>>>>

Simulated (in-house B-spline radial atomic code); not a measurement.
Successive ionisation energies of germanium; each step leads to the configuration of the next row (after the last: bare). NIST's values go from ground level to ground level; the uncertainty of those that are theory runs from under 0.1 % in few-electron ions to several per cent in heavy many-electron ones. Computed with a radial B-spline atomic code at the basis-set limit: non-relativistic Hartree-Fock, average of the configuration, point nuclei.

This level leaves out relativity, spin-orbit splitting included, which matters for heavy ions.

<<<<

ASSIGNED TASK:
For this exercise, restate each of the entries without any deviation.

PROBLEM SOLUTION:
Simulated (in-house B-spline radial atomic code); not a measurement.
Successive ionisation energies of germanium; each step leads to the configuration of the next row (after the last: bare). NIST's values go from ground level to ground level; the uncertainty of those that are theory runs from under 0.1 % in few-electron ions to several per cent in heavy many-electron ones. Computed with a radial B-spline atomic code at the basis-set limit: non-relativistic Hartree-Fock, average of the configuration, point nuclei.

This level leaves out relativity, spin-orbit splitting included, which matters for heavy ions.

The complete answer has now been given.